**WORK TASK**:
In the listing below, find the line containing "Two geometries of" and the line containing "All numbers below". Repeat exactly those two lines and every line between them.

**STUDY MATERIAL**:
++++++++++
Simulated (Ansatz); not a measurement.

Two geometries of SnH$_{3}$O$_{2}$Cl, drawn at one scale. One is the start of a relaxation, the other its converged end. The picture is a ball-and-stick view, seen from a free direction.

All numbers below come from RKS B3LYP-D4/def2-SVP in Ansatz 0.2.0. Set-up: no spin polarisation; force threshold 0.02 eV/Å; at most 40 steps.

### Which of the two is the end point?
++++++++++

**TASK SOLUTION**:
Two geometries of SnH$_{3}$O$_{2}$Cl, drawn at one scale. One is the start of a relaxation, the other its converged end. The picture is a ball-and-stick view, seen from a free direction.

All numbers below come from RKS B3LYP-D4/def2-SVP in Ansatz 0.2.0. Set-up: no spin polarisation; force threshold 0.02 eV/Å; at most 40 steps.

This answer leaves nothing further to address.